### PROVIDED INFORMATION
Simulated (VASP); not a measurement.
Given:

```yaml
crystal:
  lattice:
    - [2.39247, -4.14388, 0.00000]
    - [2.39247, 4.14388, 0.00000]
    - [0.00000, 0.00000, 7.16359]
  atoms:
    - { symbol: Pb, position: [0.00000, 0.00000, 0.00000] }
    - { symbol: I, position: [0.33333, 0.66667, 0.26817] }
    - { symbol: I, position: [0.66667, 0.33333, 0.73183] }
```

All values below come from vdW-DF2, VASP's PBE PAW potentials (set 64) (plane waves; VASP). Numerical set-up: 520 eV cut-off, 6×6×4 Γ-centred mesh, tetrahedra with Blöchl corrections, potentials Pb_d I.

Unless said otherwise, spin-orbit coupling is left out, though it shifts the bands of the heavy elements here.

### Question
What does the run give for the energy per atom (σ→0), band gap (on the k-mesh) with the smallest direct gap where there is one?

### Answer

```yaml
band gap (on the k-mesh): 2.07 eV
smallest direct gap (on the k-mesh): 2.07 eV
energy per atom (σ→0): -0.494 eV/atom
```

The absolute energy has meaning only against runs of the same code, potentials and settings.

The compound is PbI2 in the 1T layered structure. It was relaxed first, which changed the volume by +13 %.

### ACTIVITY
Using the entries shown above, reproduce verbatim the lines from the line bearing "All values below" to the line bearing "### Question", inclusive.

### PROBLEM SOLUTION
All values below come from vdW-DF2, VASP's PBE PAW potentials (set 64) (plane waves; VASP). Numerical set-up: 520 eV cut-off, 6×6×4 Γ-centred mesh, tetrahedra with Blöchl corrections, potentials Pb_d I.

Unless said otherwise, spin-orbit coupling is left out, though it shifts the bands of the heavy elements here.

### Question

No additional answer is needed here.